A complete, exact copy of the records below is the required result.

....

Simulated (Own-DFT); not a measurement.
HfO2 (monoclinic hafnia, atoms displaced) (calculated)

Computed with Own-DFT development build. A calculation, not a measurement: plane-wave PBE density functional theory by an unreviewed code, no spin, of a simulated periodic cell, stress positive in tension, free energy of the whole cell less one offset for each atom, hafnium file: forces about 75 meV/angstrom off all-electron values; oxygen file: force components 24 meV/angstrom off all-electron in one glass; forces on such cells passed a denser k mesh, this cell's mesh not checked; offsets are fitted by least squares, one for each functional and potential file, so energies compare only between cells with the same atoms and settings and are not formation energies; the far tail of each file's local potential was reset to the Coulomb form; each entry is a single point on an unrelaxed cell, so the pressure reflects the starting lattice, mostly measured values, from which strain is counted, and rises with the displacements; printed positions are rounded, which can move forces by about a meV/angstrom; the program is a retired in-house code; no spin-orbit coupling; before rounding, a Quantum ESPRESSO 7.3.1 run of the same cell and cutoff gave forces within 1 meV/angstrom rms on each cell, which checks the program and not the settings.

....

Answer box.
Simulated (Own-DFT); not a measurement.
HfO2 (monoclinic hafnia, atoms displaced) (calculated)

Computed with Own-DFT development build. A calculation, not a measurement: plane-wave PBE density functional theory by an unreviewed code, no spin, of a simulated periodic cell, stress positive in tension, free energy of the whole cell less one offset for each atom, hafnium file: forces about 75 meV/angstrom off all-electron values; oxygen file: force components 24 meV/angstrom off all-electron in one glass; forces on such cells passed a denser k mesh, this cell's mesh not checked; offsets are fitted by least squares, one for each functional and potential file, so energies compare only between cells with the same atoms and settings and are not formation energies; the far tail of each file's local potential was reset to the Coulomb form; each entry is a single point on an unrelaxed cell, so the pressure reflects the starting lattice, mostly measured values, from which strain is counted, and rises with the displacements; printed positions are rounded, which can move forces by about a meV/angstrom; the program is a retired in-house code; no spin-orbit coupling; before rounding, a Quantum ESPRESSO 7.3.1 run of the same cell and cutoff gave forces within 1 meV/angstrom rms on each cell, which checks the program and not the settings.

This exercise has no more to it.